» **Work item**
From the first line to the last, print the data exactly as written.

———

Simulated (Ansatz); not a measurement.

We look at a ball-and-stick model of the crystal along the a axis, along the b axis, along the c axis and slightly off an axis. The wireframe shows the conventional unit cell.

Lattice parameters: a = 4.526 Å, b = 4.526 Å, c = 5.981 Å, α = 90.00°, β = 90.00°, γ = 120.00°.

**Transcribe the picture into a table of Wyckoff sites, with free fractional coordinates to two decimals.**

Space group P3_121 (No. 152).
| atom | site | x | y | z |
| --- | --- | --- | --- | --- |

———

» **Task solution**
Simulated (Ansatz); not a measurement.

We look at a ball-and-stick model of the crystal along the a axis, along the b axis, along the c axis and slightly off an axis. The wireframe shows the conventional unit cell.

Lattice parameters: a = 4.526 Å, b = 4.526 Å, c = 5.981 Å, α = 90.00°, β = 90.00°, γ = 120.00°.

**Transcribe the picture into a table of Wyckoff sites, with free fractional coordinates to two decimals.**

Space group P3_121 (No. 152).
| atom | site | x | y | z |
| --- | --- | --- | --- | --- |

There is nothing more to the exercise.